▶ **Activity**
Copy out, unchanged, every line from the start of the records to the line that contains "RuP has the", and stop there.

*** Begin section ***
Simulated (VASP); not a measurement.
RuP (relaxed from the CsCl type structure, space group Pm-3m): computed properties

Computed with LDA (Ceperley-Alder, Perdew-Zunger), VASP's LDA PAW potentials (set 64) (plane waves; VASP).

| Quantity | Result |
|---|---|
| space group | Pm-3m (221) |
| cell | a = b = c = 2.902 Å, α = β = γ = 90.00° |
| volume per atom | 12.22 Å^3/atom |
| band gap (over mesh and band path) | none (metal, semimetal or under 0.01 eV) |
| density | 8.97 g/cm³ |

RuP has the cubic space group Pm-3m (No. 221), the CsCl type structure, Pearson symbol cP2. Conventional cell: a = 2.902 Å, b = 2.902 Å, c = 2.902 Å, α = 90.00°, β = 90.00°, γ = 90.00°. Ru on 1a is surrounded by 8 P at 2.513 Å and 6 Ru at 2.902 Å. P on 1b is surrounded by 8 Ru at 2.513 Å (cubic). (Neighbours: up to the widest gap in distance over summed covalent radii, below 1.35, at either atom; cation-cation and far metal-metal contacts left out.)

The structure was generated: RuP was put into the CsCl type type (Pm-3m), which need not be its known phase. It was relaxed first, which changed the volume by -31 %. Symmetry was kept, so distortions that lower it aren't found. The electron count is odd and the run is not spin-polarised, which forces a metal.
*** End section ***

▶ **Answer box**
Simulated (VASP); not a measurement.
RuP (relaxed from the CsCl type structure, space group Pm-3m): computed properties

Computed with LDA (Ceperley-Alder, Perdew-Zunger), VASP's LDA PAW potentials (set 64) (plane waves; VASP).

| Quantity | Result |
|---|---|
| space group | Pm-3m (221) |
| cell | a = b = c = 2.902 Å, α = β = γ = 90.00° |
| volume per atom | 12.22 Å^3/atom |
| band gap (over mesh and band path) | none (metal, semimetal or under 0.01 eV) |
| density | 8.97 g/cm³ |

RuP has the cubic space group Pm-3m (No. 221), the CsCl type structure, Pearson symbol cP2. Conventional cell: a = 2.902 Å, b = 2.902 Å, c = 2.902 Å, α = 90.00°, β = 90.00°, γ = 90.00°. Ru on 1a is surrounded by 8 P at 2.513 Å and 6 Ru at 2.902 Å. P on 1b is surrounded by 8 Ru at 2.513 Å (cubic). (Neighbours: up to the widest gap in distance over summed covalent radii, below 1.35, at either atom; cation-cation and far metal-metal contacts left out.)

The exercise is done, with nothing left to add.